> **Dataset**
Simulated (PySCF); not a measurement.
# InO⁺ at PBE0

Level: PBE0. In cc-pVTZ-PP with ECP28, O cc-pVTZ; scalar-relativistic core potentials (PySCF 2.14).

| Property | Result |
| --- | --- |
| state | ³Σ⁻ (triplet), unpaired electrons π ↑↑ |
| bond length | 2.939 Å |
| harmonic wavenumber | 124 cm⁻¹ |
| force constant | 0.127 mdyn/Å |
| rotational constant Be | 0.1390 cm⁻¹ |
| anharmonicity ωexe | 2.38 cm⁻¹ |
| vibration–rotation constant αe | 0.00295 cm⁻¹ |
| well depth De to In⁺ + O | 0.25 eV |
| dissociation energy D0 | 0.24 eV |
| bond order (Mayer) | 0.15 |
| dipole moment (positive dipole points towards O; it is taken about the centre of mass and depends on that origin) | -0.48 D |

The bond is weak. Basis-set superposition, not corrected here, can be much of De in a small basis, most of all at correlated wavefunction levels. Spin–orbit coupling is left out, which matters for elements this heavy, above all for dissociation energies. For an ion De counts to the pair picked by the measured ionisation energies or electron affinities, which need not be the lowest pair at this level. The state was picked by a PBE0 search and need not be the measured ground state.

> **Required action**
The lines needed are the ones from the first line of the entries through the line that contains "(Mayer) | 0.15 |", given again without any change.

> **Response area**
Simulated (PySCF); not a measurement.
# InO⁺ at PBE0

Level: PBE0. In cc-pVTZ-PP with ECP28, O cc-pVTZ; scalar-relativistic core potentials (PySCF 2.14).

| Property | Result |
| --- | --- |
| state | ³Σ⁻ (triplet), unpaired electrons π ↑↑ |
| bond length | 2.939 Å |
| harmonic wavenumber | 124 cm⁻¹ |
| force constant | 0.127 mdyn/Å |
| rotational constant Be | 0.1390 cm⁻¹ |
| anharmonicity ωexe | 2.38 cm⁻¹ |
| vibration–rotation constant αe | 0.00295 cm⁻¹ |
| well depth De to In⁺ + O | 0.25 eV |
| dissociation energy D0 | 0.24 eV |
| bond order (Mayer) | 0.15 |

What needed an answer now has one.